☆ ☆ ☆ ☆

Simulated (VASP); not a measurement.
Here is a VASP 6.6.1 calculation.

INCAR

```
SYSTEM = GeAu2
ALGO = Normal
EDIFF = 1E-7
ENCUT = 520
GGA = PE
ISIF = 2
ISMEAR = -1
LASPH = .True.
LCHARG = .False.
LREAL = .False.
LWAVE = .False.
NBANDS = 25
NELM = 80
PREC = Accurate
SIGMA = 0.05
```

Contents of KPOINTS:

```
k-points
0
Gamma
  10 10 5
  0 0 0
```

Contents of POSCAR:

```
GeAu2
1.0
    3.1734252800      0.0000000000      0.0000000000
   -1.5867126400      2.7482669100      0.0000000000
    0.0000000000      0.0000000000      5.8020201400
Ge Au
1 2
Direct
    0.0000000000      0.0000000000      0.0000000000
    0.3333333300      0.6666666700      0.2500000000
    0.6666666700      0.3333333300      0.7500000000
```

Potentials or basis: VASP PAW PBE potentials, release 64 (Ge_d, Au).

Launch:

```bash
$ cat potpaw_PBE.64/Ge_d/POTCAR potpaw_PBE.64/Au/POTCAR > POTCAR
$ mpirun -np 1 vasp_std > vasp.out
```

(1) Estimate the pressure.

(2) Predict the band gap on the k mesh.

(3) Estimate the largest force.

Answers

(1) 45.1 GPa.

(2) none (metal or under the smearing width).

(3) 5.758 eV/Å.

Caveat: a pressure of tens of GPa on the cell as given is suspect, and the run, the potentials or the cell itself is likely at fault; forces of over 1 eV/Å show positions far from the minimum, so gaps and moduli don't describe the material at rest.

☆ ☆ ☆ ☆

Work instruction: In your answer, include only the lines above starting at the line that holds "Here is a VASP 6.6.1 calculation." and ending at the line that holds "(1) Estimate the pressure.", copied exactly.

Your response:
Here is a VASP 6.6.1 calculation.

INCAR

```
SYSTEM = GeAu2
ALGO = Normal
EDIFF = 1E-7
ENCUT = 520
GGA = PE
ISIF = 2
ISMEAR = -1
LASPH = .True.
LCHARG = .False.
LREAL = .False.
LWAVE = .False.
NBANDS = 25
NELM = 80
PREC = Accurate
SIGMA = 0.05
```

Contents of KPOINTS:

```
k-points
0
Gamma
  10 10 5
  0 0 0
```

Contents of POSCAR:

```
GeAu2
1.0
    3.1734252800      0.0000000000      0.0000000000
   -1.5867126400      2.7482669100      0.0000000000
    0.0000000000      0.0000000000      5.8020201400
Ge Au
1 2
Direct
    0.0000000000      0.0000000000      0.0000000000
    0.3333333300      0.6666666700      0.2500000000
    0.6666666700      0.3333333300      0.7500000000
```

Potentials or basis: VASP PAW PBE potentials, release 64 (Ge_d, Au).

Launch:

```bash
$ cat potpaw_PBE.64/Ge_d/POTCAR potpaw_PBE.64/Au/POTCAR > POTCAR
$ mpirun -np 1 vasp_std > vasp.out
```

(1) Estimate the pressure.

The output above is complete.